Requirement - From the first line of the entries below to the line with "POTCAR, in this", give each line again exactly.

Data to examine -
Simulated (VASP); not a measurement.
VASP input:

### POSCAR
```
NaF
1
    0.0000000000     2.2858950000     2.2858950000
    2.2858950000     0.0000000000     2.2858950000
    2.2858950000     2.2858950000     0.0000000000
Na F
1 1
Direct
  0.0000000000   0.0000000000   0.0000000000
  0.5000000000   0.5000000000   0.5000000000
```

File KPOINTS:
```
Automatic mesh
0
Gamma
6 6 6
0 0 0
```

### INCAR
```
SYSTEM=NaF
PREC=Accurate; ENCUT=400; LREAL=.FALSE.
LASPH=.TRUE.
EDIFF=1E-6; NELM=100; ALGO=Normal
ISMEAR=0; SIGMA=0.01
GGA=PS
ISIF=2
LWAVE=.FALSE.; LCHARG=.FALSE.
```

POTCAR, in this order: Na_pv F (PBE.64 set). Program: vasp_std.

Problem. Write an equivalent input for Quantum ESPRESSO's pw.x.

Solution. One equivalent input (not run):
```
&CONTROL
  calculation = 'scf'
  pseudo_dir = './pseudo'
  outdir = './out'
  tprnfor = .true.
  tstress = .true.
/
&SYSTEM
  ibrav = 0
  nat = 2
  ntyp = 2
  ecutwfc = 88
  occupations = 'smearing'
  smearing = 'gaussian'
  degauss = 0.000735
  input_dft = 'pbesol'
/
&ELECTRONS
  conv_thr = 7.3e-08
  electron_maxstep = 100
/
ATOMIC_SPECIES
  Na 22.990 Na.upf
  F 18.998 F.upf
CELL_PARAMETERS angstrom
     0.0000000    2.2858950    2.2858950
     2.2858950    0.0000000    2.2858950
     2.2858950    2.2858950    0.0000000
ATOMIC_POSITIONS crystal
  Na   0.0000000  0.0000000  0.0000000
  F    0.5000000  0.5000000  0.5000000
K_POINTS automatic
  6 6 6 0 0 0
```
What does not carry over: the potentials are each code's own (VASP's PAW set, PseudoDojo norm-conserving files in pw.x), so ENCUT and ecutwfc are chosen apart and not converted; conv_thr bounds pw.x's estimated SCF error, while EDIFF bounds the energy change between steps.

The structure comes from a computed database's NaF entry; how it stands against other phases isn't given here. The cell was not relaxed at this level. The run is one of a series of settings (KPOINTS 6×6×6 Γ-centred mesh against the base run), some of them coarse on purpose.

Exercise answer -
Simulated (VASP); not a measurement.
VASP input:

### POSCAR
```
NaF
1
    0.0000000000     2.2858950000     2.2858950000
    2.2858950000     0.0000000000     2.2858950000
    2.2858950000     2.2858950000     0.0000000000
Na F
1 1
Direct
  0.0000000000   0.0000000000   0.0000000000
  0.5000000000   0.5000000000   0.5000000000
```

File KPOINTS:
```
Automatic mesh
0
Gamma
6 6 6
0 0 0
```

### INCAR
```
SYSTEM=NaF
PREC=Accurate; ENCUT=400; LREAL=.FALSE.
LASPH=.TRUE.
EDIFF=1E-6; NELM=100; ALGO=Normal
ISMEAR=0; SIGMA=0.01
GGA=PS
ISIF=2
LWAVE=.FALSE.; LCHARG=.FALSE.
```

POTCAR, in this order: Na_pv F (PBE.64 set). Program: vasp_std.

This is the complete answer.